§ Action item:
Every line below from the one containing "x(H2) | 0.0568 |" through the one containing "x(CO) | 0.0921 |" must be transcribed exactly. Omit all lines outside that stretch.

___ Source information ___

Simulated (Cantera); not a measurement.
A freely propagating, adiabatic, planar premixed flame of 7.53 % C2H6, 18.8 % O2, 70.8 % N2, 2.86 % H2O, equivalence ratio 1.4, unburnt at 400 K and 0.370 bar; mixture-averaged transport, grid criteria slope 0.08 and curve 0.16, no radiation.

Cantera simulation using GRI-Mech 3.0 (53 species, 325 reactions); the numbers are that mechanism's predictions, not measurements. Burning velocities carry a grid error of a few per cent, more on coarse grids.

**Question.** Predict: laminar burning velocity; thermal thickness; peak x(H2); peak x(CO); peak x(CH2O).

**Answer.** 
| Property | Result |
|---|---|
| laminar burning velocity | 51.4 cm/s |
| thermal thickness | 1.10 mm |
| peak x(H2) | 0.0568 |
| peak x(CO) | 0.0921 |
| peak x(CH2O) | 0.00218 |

___

§ Your response:
| peak x(H2) | 0.0568 |
| peak x(CO) | 0.0921 |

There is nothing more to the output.